▸ WORK ORDER:
Below are the entries; set down each of them exactly.

▸ EXCERPTED RECORDS:
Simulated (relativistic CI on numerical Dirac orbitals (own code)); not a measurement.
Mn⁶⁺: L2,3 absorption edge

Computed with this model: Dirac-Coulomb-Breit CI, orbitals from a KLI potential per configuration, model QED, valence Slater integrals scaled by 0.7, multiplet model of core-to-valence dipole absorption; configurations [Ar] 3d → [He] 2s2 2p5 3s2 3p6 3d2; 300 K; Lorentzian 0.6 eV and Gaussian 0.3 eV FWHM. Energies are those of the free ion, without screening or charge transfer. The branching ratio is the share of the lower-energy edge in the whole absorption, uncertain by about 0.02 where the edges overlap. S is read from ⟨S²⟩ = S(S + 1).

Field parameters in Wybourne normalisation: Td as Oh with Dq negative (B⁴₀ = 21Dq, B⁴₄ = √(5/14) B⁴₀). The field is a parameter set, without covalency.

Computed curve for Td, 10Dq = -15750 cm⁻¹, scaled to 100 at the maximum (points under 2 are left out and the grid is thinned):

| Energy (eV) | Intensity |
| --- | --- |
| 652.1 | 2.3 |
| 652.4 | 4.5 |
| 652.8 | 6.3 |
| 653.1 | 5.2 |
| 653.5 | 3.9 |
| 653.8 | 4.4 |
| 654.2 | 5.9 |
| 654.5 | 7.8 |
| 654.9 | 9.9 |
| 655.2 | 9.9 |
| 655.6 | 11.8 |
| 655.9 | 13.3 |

▸ EXERCISE OUTPUT:
Simulated (relativistic CI on numerical Dirac orbitals (own code)); not a measurement.
Mn⁶⁺: L2,3 absorption edge

Computed with this model: Dirac-Coulomb-Breit CI, orbitals from a KLI potential per configuration, model QED, valence Slater integrals scaled by 0.7, multiplet model of core-to-valence dipole absorption; configurations [Ar] 3d → [He] 2s2 2p5 3s2 3p6 3d2; 300 K; Lorentzian 0.6 eV and Gaussian 0.3 eV FWHM. Energies are those of the free ion, without screening or charge transfer. The branching ratio is the share of the lower-energy edge in the whole absorption, uncertain by about 0.02 where the edges overlap. S is read from ⟨S²⟩ = S(S + 1).

Field parameters in Wybourne normalisation: Td as Oh with Dq negative (B⁴₀ = 21Dq, B⁴₄ = √(5/14) B⁴₀). The field is a parameter set, without covalency.

Computed curve for Td, 10Dq = -15750 cm⁻¹, scaled to 100 at the maximum (points under 2 are left out and the grid is thinned):

| Energy (eV) | Intensity |
| --- | --- |
| 652.1 | 2.3 |
| 652.4 | 4.5 |
| 652.8 | 6.3 |
| 653.1 | 5.2 |
| 653.5 | 3.9 |
| 653.8 | 4.4 |
| 654.2 | 5.9 |
| 654.5 | 7.8 |
| 654.9 | 9.9 |
| 655.2 | 9.9 |
| 655.6 | 11.8 |
| 655.9 | 13.3 |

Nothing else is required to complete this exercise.